> **Data section**
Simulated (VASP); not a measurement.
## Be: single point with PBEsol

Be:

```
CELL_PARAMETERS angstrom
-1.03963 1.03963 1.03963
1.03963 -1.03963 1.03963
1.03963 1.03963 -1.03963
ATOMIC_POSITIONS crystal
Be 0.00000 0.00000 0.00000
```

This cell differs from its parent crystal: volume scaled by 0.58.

> **Work instruction**
Starting at the first line and ending at the last, retype the entries above.

> **Exercise response**
Simulated (VASP); not a measurement.
## Be: single point with PBEsol

Be:

```
CELL_PARAMETERS angstrom
-1.03963 1.03963 1.03963
1.03963 -1.03963 1.03963
1.03963 1.03963 -1.03963
ATOMIC_POSITIONS crystal
Be 0.00000 0.00000 0.00000
```

This cell differs from its parent crystal: volume scaled by 0.58.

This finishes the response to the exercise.